DATA TO EXAMINE:
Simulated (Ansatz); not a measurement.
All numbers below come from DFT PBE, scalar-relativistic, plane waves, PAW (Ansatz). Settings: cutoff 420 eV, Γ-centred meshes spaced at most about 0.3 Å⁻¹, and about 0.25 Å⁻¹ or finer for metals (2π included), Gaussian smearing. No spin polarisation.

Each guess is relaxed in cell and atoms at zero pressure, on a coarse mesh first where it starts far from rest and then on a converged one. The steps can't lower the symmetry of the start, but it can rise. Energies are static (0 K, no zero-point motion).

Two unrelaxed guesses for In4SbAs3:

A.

ACTIVITY:
Would you write out each entry precisely as it is given?

TASK ANSWER:
Simulated (Ansatz); not a measurement.
All numbers below come from DFT PBE, scalar-relativistic, plane waves, PAW (Ansatz). Settings: cutoff 420 eV, Γ-centred meshes spaced at most about 0.3 Å⁻¹, and about 0.25 Å⁻¹ or finer for metals (2π included), Gaussian smearing. No spin polarisation.

Each guess is relaxed in cell and atoms at zero pressure, on a coarse mesh first where it starts far from rest and then on a converged one. The steps can't lower the symmetry of the start, but it can rise. Energies are static (0 K, no zero-point motion).

Two unrelaxed guesses for In4SbAs3:

A.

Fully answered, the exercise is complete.